(Data for review Opens)

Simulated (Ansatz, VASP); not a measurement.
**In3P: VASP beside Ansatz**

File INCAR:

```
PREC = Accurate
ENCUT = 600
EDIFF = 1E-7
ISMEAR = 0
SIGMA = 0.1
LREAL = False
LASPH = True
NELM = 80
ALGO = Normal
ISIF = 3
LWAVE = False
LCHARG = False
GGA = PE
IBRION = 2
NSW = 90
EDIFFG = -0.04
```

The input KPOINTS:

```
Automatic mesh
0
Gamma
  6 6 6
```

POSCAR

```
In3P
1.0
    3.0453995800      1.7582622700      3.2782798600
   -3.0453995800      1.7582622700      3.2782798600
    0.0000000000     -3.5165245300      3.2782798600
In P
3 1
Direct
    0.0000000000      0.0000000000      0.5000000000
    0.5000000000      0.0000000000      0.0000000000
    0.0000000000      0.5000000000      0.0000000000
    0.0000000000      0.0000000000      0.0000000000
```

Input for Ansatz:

(Data for review Closes)

- Requirement -
A faithful copy of all the records is required.

- Problem solution -
Simulated (Ansatz, VASP); not a measurement.
**In3P: VASP beside Ansatz**

File INCAR:

```
PREC = Accurate
ENCUT = 600
EDIFF = 1E-7
ISMEAR = 0
SIGMA = 0.1
LREAL = False
LASPH = True
NELM = 80
ALGO = Normal
ISIF = 3
LWAVE = False
LCHARG = False
GGA = PE
IBRION = 2
NSW = 90
EDIFFG = -0.04
```

The input KPOINTS:

```
Automatic mesh
0
Gamma
  6 6 6
```

POSCAR

```
In3P
1.0
    3.0453995800      1.7582622700      3.2782798600
   -3.0453995800      1.7582622700      3.2782798600
    0.0000000000     -3.5165245300      3.2782798600
In P
3 1
Direct
    0.0000000000      0.0000000000      0.5000000000
    0.5000000000      0.0000000000      0.0000000000
    0.0000000000      0.5000000000      0.0000000000
    0.0000000000      0.0000000000      0.0000000000
```

Input for Ansatz:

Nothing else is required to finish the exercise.